REQUIRED ACTION
Return only the lines running from the top of the entries to the line with "Method: PySCF 2.14.0, PBE0-D3(BJ)/def2-SVP", inclusive, exactly as written.

DATA UNDER STUDY
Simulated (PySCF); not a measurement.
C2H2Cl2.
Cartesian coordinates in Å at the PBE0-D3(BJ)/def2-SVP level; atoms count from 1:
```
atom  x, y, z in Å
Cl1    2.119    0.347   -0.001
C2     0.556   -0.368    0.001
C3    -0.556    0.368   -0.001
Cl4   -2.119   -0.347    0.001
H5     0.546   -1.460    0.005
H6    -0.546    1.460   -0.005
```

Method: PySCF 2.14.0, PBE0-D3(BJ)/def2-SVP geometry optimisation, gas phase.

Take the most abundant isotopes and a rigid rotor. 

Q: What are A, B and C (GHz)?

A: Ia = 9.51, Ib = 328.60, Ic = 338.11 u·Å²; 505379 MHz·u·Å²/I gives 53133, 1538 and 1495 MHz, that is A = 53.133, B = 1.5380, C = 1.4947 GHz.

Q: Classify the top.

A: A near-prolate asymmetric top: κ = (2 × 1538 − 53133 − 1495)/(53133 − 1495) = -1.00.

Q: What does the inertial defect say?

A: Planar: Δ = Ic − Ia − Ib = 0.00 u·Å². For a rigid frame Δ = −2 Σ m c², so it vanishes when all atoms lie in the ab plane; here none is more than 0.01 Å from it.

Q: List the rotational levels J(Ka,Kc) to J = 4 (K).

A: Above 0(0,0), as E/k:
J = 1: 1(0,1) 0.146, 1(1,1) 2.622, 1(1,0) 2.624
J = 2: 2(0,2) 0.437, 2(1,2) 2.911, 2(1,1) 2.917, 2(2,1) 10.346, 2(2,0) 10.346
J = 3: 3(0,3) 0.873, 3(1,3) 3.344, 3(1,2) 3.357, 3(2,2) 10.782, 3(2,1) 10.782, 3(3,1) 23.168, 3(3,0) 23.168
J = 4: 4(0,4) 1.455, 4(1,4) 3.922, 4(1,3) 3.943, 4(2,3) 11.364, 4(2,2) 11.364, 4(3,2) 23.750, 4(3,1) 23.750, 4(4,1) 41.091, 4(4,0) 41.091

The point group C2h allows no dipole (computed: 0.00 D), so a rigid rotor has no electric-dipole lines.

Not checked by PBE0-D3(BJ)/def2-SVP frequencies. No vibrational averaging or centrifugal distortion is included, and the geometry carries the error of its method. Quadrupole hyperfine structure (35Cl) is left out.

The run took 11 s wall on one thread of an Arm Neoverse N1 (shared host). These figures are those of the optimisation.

EXERCISE ANSWER
Simulated (PySCF); not a measurement.
C2H2Cl2.
Cartesian coordinates in Å at the PBE0-D3(BJ)/def2-SVP level; atoms count from 1:
```
atom  x, y, z in Å
Cl1    2.119    0.347   -0.001
C2     0.556   -0.368    0.001
C3    -0.556    0.368   -0.001
Cl4   -2.119   -0.347    0.001
H5     0.546   -1.460    0.005
H6    -0.546    1.460   -0.005
```

Method: PySCF 2.14.0, PBE0-D3(BJ)/def2-SVP geometry optimisation, gas phase.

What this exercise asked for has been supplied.